DATASET ▸
=====
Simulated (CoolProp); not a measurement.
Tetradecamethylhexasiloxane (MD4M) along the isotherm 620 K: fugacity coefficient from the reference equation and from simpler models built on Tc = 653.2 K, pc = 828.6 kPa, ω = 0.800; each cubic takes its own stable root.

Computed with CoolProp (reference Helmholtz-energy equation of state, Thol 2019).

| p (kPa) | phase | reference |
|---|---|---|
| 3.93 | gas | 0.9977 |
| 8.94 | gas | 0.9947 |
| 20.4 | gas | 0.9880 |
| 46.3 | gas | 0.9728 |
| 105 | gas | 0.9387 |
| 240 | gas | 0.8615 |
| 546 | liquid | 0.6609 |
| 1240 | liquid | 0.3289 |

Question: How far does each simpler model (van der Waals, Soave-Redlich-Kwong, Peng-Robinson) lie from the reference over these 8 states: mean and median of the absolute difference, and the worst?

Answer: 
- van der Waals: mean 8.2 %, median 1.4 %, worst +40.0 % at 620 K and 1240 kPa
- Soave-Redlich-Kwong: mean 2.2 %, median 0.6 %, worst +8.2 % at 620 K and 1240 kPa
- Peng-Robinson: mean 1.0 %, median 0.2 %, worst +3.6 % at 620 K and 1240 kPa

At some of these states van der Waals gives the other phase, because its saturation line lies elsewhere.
=====

WORK TASK ▸ Restate word for word the lines in the material above from the one with "gas | 0.9880 |" to the one with "liquid | 0.3289 |"; both of those lines count, and nothing else does.

PROBLEM SOLUTION ▸
| 20.4 | gas | 0.9880 |
| 46.3 | gas | 0.9728 |
| 105 | gas | 0.9387 |
| 240 | gas | 0.8615 |
| 546 | liquid | 0.6609 |
| 1240 | liquid | 0.3289 |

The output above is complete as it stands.